WORK ORDER >> Print the listing in full, keeping every line exactly as it is.

───── SUPPLIED DATA ─────
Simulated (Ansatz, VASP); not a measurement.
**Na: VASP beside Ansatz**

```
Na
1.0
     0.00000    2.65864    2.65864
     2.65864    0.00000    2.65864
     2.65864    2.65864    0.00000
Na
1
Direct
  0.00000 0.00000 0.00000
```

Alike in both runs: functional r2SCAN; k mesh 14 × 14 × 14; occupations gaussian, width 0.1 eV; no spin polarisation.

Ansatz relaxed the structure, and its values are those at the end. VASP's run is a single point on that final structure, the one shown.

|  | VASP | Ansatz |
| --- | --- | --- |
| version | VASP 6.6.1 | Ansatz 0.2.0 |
─────

EXPECTED ANSWER >>
Simulated (Ansatz, VASP); not a measurement.
**Na: VASP beside Ansatz**

```
Na
1.0
     0.00000    2.65864    2.65864
     2.65864    0.00000    2.65864
     2.65864    2.65864    0.00000
Na
1
Direct
  0.00000 0.00000 0.00000
```

Alike in both runs: functional r2SCAN; k mesh 14 × 14 × 14; occupations gaussian, width 0.1 eV; no spin polarisation.

Ansatz relaxed the structure, and its values are those at the end. VASP's run is a single point on that final structure, the one shown.

|  | VASP | Ansatz |
| --- | --- | --- |
| version | VASP 6.6.1 | Ansatz 0.2.0 |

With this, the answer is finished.